> ASSIGNMENT:
For the records that follow, please set down exactly the lines between the one holding "- k of the valence top: 0, 0, 0" and the one holding "On this mesh the gap is 0.688 eV.", inclusive, and only those.

> DATASET RECORDS:
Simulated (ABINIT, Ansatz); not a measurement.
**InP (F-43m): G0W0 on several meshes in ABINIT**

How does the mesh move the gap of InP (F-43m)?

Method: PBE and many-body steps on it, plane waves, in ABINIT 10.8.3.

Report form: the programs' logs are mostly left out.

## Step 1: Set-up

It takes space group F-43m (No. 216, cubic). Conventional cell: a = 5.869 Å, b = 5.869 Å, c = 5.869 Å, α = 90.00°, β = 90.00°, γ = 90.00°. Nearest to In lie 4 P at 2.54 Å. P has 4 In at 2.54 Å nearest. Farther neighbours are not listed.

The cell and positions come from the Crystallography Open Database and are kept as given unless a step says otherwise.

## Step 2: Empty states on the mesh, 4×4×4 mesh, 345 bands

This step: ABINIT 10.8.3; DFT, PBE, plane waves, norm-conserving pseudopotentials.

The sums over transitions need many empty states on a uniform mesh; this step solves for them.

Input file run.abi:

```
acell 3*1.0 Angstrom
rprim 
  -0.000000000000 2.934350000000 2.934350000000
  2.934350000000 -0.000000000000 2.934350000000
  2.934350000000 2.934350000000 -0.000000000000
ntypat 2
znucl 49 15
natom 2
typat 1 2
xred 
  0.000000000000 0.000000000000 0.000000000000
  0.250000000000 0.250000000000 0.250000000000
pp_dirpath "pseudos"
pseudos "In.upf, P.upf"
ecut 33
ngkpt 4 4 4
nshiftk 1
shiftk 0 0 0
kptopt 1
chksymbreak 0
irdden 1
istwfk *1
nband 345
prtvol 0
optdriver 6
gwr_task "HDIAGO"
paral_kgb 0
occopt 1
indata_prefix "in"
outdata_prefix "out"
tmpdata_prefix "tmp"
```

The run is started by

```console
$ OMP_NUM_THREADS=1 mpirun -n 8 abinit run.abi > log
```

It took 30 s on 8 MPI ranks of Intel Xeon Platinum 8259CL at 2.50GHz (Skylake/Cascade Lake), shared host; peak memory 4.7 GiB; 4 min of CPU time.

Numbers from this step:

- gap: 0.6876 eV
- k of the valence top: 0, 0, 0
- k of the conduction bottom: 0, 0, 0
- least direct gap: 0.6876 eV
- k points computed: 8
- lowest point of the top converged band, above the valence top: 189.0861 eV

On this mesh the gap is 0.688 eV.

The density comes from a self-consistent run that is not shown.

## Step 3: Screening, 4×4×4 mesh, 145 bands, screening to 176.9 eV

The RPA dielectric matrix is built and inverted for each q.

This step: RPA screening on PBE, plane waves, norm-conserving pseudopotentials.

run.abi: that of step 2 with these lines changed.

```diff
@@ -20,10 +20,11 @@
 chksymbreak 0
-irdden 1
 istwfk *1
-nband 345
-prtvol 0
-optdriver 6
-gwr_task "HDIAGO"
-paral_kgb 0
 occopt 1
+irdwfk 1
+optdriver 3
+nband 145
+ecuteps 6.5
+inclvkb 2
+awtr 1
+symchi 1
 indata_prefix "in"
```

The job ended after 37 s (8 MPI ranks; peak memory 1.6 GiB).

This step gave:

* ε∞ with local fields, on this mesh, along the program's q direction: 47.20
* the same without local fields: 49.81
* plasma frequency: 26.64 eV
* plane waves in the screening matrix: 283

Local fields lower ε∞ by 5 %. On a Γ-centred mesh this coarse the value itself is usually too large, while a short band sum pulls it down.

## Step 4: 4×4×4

> ANSWER SECTION:
- k of the valence top: 0, 0, 0
- k of the conduction bottom: 0, 0, 0
- least direct gap: 0.6876 eV
- k points computed: 8
- lowest point of the top converged band, above the valence top: 189.0861 eV

On this mesh the gap is 0.688 eV.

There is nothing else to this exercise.